• [EXERCISE]: Give back every record exactly as written.

*** LISTED RECORDS ***

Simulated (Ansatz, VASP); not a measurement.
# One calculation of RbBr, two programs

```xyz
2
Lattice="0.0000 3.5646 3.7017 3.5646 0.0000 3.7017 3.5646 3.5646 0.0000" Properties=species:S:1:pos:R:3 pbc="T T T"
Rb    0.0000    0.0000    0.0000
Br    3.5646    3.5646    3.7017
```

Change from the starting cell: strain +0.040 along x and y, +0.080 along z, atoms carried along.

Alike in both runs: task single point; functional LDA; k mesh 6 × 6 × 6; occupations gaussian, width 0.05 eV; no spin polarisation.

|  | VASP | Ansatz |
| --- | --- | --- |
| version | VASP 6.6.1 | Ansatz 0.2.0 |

*** End of LISTED RECORDS ***

• [RESPONSE AREA]:
Simulated (Ansatz, VASP); not a measurement.
# One calculation of RbBr, two programs

```xyz
2
Lattice="0.0000 3.5646 3.7017 3.5646 0.0000 3.7017 3.5646 3.5646 0.0000" Properties=species:S:1:pos:R:3 pbc="T T T"
Rb    0.0000    0.0000    0.0000
Br    3.5646    3.5646    3.7017
```

Change from the starting cell: strain +0.040 along x and y, +0.080 along z, atoms carried along.

Alike in both runs: task single point; functional LDA; k mesh 6 × 6 × 6; occupations gaussian, width 0.05 eV; no spin polarisation.

|  | VASP | Ansatz |
| --- | --- | --- |
| version | VASP 6.6.1 | Ansatz 0.2.0 |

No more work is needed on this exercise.